╭─ DATA SHOWN

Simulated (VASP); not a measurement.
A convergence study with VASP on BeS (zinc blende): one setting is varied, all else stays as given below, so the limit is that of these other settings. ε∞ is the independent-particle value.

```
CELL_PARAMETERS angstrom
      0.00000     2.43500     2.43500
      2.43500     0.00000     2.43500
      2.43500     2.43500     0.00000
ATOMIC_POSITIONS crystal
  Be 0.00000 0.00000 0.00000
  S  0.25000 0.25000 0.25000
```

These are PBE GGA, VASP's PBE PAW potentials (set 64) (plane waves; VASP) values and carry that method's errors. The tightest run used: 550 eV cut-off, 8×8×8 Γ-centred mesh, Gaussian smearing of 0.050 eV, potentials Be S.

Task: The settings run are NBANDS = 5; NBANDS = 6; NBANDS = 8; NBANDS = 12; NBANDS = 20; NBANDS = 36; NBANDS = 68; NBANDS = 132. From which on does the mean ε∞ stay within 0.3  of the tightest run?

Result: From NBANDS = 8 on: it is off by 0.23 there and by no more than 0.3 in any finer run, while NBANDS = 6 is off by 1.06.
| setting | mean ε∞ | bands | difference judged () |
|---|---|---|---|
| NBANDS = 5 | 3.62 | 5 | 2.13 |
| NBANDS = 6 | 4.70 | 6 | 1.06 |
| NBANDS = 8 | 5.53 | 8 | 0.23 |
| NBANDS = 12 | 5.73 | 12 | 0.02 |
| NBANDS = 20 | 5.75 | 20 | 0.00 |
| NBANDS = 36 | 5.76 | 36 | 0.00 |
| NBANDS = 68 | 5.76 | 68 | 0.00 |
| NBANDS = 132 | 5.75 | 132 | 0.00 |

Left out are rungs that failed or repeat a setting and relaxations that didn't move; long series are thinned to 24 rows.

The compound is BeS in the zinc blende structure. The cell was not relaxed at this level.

╰─

Exact reproduction of the lines from the top of the material through the line where "Left out are" appears is required, both boundary lines included, with no other output.

Simulated (VASP); not a measurement.
A convergence study with VASP on BeS (zinc blende): one setting is varied, all else stays as given below, so the limit is that of these other settings. ε∞ is the independent-particle value.

```
CELL_PARAMETERS angstrom
      0.00000     2.43500     2.43500
      2.43500     0.00000     2.43500
      2.43500     2.43500     0.00000
ATOMIC_POSITIONS crystal
  Be 0.00000 0.00000 0.00000
  S  0.25000 0.25000 0.25000
```

These are PBE GGA, VASP's PBE PAW potentials (set 64) (plane waves; VASP) values and carry that method's errors. The tightest run used: 550 eV cut-off, 8×8×8 Γ-centred mesh, Gaussian smearing of 0.050 eV, potentials Be S.

Task: The settings run are NBANDS = 5; NBANDS = 6; NBANDS = 8; NBANDS = 12; NBANDS = 20; NBANDS = 36; NBANDS = 68; NBANDS = 132. From which on does the mean ε∞ stay within 0.3  of the tightest run?

Result: From NBANDS = 8 on: it is off by 0.23 there and by no more than 0.3 in any finer run, while NBANDS = 6 is off by 1.06.
| setting | mean ε∞ | bands | difference judged () |
|---|---|---|---|
| NBANDS = 5 | 3.62 | 5 | 2.13 |
| NBANDS = 6 | 4.70 | 6 | 1.06 |
| NBANDS = 8 | 5.53 | 8 | 0.23 |
| NBANDS = 12 | 5.73 | 12 | 0.02 |
| NBANDS = 20 | 5.75 | 20 | 0.00 |
| NBANDS = 36 | 5.76 | 36 | 0.00 |
| NBANDS = 68 | 5.76 | 68 | 0.00 |
| NBANDS = 132 | 5.75 | 132 | 0.00 |

Left out are rungs that failed or repeat a setting and relaxations that didn't move; long series are thinned to 24 rows.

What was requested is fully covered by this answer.